#### [PROVIDED RECORDS]

☆ ☆ ☆ ☆ ☆ ☆ ☆

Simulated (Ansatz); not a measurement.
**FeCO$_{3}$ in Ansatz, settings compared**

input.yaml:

☆ ☆ ☆ ☆ ☆ ☆ ☆

#### [TASK ITEM]
Exactly as they appear, please write out the lines from the opening of the listing above down to the line containing "Ansatz, settings compared**", with both end lines included.

#### [REPLY]
Simulated (Ansatz); not a measurement.
**FeCO$_{3}$ in Ansatz, settings compared**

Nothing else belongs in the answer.